RECORDS PROVIDED —
# # # # # # #
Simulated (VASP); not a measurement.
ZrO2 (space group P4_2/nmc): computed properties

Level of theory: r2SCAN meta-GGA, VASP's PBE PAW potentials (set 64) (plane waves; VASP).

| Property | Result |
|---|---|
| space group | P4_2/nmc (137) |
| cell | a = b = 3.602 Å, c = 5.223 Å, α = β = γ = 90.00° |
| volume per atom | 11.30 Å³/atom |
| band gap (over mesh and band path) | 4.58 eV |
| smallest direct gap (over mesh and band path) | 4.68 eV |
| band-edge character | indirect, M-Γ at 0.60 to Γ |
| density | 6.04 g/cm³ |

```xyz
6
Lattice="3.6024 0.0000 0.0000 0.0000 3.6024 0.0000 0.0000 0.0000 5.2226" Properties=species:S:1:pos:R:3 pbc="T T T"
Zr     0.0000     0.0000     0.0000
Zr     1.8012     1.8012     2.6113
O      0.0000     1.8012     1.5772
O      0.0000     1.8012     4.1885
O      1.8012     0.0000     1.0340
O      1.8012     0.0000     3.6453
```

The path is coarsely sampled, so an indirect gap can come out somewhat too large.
# # # # # # #

BRIEF —
Word for word, repeat the records above.

EXERCISE RESULT —
Simulated (VASP); not a measurement.
ZrO2 (space group P4_2/nmc): computed properties

Level of theory: r2SCAN meta-GGA, VASP's PBE PAW potentials (set 64) (plane waves; VASP).

| Property | Result |
|---|---|
| space group | P4_2/nmc (137) |
| cell | a = b = 3.602 Å, c = 5.223 Å, α = β = γ = 90.00° |
| volume per atom | 11.30 Å³/atom |
| band gap (over mesh and band path) | 4.58 eV |
| smallest direct gap (over mesh and band path) | 4.68 eV |
| band-edge character | indirect, M-Γ at 0.60 to Γ |
| density | 6.04 g/cm³ |

```xyz
6
Lattice="3.6024 0.0000 0.0000 0.0000 3.6024 0.0000 0.0000 0.0000 5.2226" Properties=species:S:1:pos:R:3 pbc="T T T"
Zr     0.0000     0.0000     0.0000
Zr     1.8012     1.8012     2.6113
O      0.0000     1.8012     1.5772
O      0.0000     1.8012     4.1885
O      1.8012     0.0000     1.0340
O      1.8012     0.0000     3.6453
```

The path is coarsely sampled, so an indirect gap can come out somewhat too large.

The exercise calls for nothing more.